__Work request__: Stopping at the line that holds "Potentials or basis: VASP", repeat the lines below exactly, starting from the very first and including that final line.

__Study material__:
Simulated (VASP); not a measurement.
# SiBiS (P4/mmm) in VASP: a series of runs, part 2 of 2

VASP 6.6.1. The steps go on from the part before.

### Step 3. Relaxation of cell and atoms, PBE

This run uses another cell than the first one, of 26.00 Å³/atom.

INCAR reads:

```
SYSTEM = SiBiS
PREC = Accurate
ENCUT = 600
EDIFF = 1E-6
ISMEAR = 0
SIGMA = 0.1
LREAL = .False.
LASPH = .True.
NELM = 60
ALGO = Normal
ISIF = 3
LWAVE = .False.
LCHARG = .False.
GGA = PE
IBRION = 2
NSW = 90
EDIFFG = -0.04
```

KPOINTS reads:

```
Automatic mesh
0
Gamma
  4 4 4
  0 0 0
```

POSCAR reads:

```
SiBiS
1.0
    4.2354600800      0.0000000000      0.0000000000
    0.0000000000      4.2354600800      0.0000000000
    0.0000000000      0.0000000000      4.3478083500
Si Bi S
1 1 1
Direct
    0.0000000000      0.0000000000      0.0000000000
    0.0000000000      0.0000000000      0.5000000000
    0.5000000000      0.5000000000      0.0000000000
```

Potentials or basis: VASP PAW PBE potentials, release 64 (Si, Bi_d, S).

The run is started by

__Your solution__:
Simulated (VASP); not a measurement.
# SiBiS (P4/mmm) in VASP: a series of runs, part 2 of 2

VASP 6.6.1. The steps go on from the part before.

### Step 3. Relaxation of cell and atoms, PBE

This run uses another cell than the first one, of 26.00 Å³/atom.

INCAR reads:

```
SYSTEM = SiBiS
PREC = Accurate
ENCUT = 600
EDIFF = 1E-6
ISMEAR = 0
SIGMA = 0.1
LREAL = .False.
LASPH = .True.
NELM = 60
ALGO = Normal
ISIF = 3
LWAVE = .False.
LCHARG = .False.
GGA = PE
IBRION = 2
NSW = 90
EDIFFG = -0.04
```

KPOINTS reads:

```
Automatic mesh
0
Gamma
  4 4 4
  0 0 0
```

POSCAR reads:

```
SiBiS
1.0
    4.2354600800      0.0000000000      0.0000000000
    0.0000000000      4.2354600800      0.0000000000
    0.0000000000      0.0000000000      4.3478083500
Si Bi S
1 1 1
Direct
    0.0000000000      0.0000000000      0.0000000000
    0.0000000000      0.0000000000      0.5000000000
    0.5000000000      0.5000000000      0.0000000000
```

Potentials or basis: VASP PAW PBE potentials, release 64 (Si, Bi_d, S).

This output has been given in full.